Content starts

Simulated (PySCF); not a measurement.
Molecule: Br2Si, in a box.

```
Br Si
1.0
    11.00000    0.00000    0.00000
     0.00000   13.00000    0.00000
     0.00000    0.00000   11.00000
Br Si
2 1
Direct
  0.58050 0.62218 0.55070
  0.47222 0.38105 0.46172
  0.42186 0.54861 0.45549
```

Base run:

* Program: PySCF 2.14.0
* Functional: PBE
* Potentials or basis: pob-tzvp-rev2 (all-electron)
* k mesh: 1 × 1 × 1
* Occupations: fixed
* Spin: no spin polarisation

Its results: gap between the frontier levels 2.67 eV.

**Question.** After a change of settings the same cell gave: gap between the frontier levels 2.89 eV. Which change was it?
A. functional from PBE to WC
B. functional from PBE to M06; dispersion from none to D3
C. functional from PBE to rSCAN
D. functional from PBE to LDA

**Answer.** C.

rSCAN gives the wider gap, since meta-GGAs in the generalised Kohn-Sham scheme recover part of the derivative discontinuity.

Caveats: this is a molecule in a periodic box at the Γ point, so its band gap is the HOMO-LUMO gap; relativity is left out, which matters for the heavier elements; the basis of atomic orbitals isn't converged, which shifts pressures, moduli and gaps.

Content ends

• [Required action]:
Both the line containing "B. functional from" and the line containing "rSCAN gives the" belong in the answer. Print them and every line above that falls between them exactly, and no others.

• [Response area]:
B. functional from PBE to M06; dispersion from none to D3
C. functional from PBE to rSCAN
D. functional from PBE to LDA

**Answer.** C.

rSCAN gives the wider gap, since meta-GGAs in the generalised Kohn-Sham scheme recover part of the derivative discontinuity.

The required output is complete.